## ACTION ITEM
What is needed here is a faithful repeat of every entry, with no character changed.

··· EXTRACTED ENTRIES ···
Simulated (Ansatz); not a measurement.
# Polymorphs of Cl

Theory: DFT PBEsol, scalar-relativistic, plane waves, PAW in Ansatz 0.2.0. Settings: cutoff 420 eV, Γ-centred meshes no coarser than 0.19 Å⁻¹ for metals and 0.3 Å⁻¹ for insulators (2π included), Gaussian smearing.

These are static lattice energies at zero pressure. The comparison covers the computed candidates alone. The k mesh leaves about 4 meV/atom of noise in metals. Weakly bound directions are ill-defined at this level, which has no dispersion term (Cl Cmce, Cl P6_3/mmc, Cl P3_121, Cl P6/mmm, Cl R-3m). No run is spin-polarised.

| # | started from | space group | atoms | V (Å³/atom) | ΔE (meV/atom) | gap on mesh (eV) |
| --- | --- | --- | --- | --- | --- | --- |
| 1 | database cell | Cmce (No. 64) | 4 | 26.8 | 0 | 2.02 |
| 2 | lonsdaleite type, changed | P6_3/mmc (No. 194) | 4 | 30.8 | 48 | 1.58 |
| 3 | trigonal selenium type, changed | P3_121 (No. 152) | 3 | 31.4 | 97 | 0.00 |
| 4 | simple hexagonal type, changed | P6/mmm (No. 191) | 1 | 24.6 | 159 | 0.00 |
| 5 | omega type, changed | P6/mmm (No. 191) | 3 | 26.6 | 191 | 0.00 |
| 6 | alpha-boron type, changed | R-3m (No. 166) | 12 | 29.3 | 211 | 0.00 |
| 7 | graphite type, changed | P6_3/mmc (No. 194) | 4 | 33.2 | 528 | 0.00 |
···

## EXERCISE RESPONSE
Simulated (Ansatz); not a measurement.
# Polymorphs of Cl

Theory: DFT PBEsol, scalar-relativistic, plane waves, PAW in Ansatz 0.2.0. Settings: cutoff 420 eV, Γ-centred meshes no coarser than 0.19 Å⁻¹ for metals and 0.3 Å⁻¹ for insulators (2π included), Gaussian smearing.

These are static lattice energies at zero pressure. The comparison covers the computed candidates alone. The k mesh leaves about 4 meV/atom of noise in metals. Weakly bound directions are ill-defined at this level, which has no dispersion term (Cl Cmce, Cl P6_3/mmc, Cl P3_121, Cl P6/mmm, Cl R-3m). No run is spin-polarised.

| # | started from | space group | atoms | V (Å³/atom) | ΔE (meV/atom) | gap on mesh (eV) |
| --- | --- | --- | --- | --- | --- | --- |
| 1 | database cell | Cmce (No. 64) | 4 | 26.8 | 0 | 2.02 |
| 2 | lonsdaleite type, changed | P6_3/mmc (No. 194) | 4 | 30.8 | 48 | 1.58 |
| 3 | trigonal selenium type, changed | P3_121 (No. 152) | 3 | 31.4 | 97 | 0.00 |
| 4 | simple hexagonal type, changed | P6/mmm (No. 191) | 1 | 24.6 | 159 | 0.00 |
| 5 | omega type, changed | P6/mmm (No. 191) | 3 | 26.6 | 191 | 0.00 |
| 6 | alpha-boron type, changed | R-3m (No. 166) | 12 | 29.3 | 211 | 0.00 |
| 7 | graphite type, changed | P6_3/mmc (No. 194) | 4 | 33.2 | 528 | 0.00 |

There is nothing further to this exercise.